### Study material
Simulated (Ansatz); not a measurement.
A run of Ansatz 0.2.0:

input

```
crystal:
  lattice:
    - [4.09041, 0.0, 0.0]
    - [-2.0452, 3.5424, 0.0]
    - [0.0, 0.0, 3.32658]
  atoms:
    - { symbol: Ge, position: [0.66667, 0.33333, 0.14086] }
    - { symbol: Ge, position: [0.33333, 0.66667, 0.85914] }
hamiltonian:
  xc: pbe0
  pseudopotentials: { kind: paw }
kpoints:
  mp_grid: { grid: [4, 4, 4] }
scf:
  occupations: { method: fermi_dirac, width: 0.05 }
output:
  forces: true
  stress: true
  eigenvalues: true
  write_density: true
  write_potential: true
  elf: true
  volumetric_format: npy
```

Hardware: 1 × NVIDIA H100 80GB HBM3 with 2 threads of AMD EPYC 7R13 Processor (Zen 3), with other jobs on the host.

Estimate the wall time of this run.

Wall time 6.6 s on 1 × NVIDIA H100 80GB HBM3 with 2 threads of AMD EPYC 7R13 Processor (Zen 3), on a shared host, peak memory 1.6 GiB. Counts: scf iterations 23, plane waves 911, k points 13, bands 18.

### Work item
Starting at the first line of the data above, please restate word for word every line up to and including the one that holds "Estimate the wall time of this run.", and add nothing else.

### Response box
Simulated (Ansatz); not a measurement.
A run of Ansatz 0.2.0:

input

```
crystal:
  lattice:
    - [4.09041, 0.0, 0.0]
    - [-2.0452, 3.5424, 0.0]
    - [0.0, 0.0, 3.32658]
  atoms:
    - { symbol: Ge, position: [0.66667, 0.33333, 0.14086] }
    - { symbol: Ge, position: [0.33333, 0.66667, 0.85914] }
hamiltonian:
  xc: pbe0
  pseudopotentials: { kind: paw }
kpoints:
  mp_grid: { grid: [4, 4, 4] }
scf:
  occupations: { method: fermi_dirac, width: 0.05 }
output:
  forces: true
  stress: true
  eigenvalues: true
  write_density: true
  write_potential: true
  elf: true
  volumetric_format: npy
```

Hardware: 1 × NVIDIA H100 80GB HBM3 with 2 threads of AMD EPYC 7R13 Processor (Zen 3), with other jobs on the host.

Estimate the wall time of this run.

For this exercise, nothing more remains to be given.